EXERCISE: Using the listing below, copy exactly the lines from the one containing "The model is" to the one containing "0.020 | 233 |", both lines included, and no others.

DATA RECORDS:
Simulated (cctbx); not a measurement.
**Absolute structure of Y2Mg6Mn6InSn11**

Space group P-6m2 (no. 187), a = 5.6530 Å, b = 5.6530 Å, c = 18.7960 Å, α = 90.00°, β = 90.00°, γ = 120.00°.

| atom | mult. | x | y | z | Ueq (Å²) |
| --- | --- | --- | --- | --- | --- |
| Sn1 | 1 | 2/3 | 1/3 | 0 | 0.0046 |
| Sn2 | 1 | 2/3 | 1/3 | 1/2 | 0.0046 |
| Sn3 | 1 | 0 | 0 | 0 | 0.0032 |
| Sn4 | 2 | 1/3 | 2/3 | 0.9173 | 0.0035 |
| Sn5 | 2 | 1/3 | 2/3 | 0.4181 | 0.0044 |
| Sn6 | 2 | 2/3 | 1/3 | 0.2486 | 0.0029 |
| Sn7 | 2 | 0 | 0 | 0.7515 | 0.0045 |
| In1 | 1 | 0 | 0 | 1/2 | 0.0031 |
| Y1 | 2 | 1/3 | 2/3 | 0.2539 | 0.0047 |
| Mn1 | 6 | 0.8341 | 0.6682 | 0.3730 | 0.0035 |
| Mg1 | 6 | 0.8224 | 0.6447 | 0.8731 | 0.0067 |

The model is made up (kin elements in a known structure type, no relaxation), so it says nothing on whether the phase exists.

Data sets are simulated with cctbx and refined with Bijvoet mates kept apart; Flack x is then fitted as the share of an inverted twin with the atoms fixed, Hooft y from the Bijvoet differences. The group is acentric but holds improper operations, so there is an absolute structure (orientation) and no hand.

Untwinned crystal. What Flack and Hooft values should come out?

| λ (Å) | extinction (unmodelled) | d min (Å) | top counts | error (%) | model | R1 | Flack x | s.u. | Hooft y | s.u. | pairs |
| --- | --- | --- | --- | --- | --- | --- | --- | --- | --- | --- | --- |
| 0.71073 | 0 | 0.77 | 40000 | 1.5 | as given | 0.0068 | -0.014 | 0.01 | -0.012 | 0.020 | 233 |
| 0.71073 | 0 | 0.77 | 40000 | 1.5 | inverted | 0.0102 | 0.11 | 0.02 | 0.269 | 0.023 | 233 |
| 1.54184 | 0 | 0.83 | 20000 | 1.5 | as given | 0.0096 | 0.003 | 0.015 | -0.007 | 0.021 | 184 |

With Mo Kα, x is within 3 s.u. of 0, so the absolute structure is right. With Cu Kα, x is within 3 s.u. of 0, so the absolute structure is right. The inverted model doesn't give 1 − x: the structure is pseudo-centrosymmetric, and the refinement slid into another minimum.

WRITTEN RESPONSE:
The model is made up (kin elements in a known structure type, no relaxation), so it says nothing on whether the phase exists.

Data sets are simulated with cctbx and refined with Bijvoet mates kept apart; Flack x is then fitted as the share of an inverted twin with the atoms fixed, Hooft y from the Bijvoet differences. The group is acentric but holds improper operations, so there is an absolute structure (orientation) and no hand.

Untwinned crystal. What Flack and Hooft values should come out?

| λ (Å) | extinction (unmodelled) | d min (Å) | top counts | error (%) | model | R1 | Flack x | s.u. | Hooft y | s.u. | pairs |
| --- | --- | --- | --- | --- | --- | --- | --- | --- | --- | --- | --- |
| 0.71073 | 0 | 0.77 | 40000 | 1.5 | as given | 0.0068 | -0.014 | 0.01 | -0.012 | 0.020 | 233 |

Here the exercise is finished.